Write out the whole listing below so that every line matches exactly.

## LISTED ENTRIES
= = = =
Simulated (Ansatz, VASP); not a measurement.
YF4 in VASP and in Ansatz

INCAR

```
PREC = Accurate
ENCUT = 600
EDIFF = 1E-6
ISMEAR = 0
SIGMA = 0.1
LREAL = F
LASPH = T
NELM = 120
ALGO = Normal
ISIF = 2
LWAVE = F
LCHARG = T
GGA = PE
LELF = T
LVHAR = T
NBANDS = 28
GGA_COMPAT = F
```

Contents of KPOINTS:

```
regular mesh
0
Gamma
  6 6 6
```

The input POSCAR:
= = = =

## EXERCISE ANSWER
Simulated (Ansatz, VASP); not a measurement.
YF4 in VASP and in Ansatz

INCAR

```
PREC = Accurate
ENCUT = 600
EDIFF = 1E-6
ISMEAR = 0
SIGMA = 0.1
LREAL = F
LASPH = T
NELM = 120
ALGO = Normal
ISIF = 2
LWAVE = F
LCHARG = T
GGA = PE
LELF = T
LVHAR = T
NBANDS = 28
GGA_COMPAT = F
```

Contents of KPOINTS:

```
regular mesh
0
Gamma
  6 6 6
```

The input POSCAR:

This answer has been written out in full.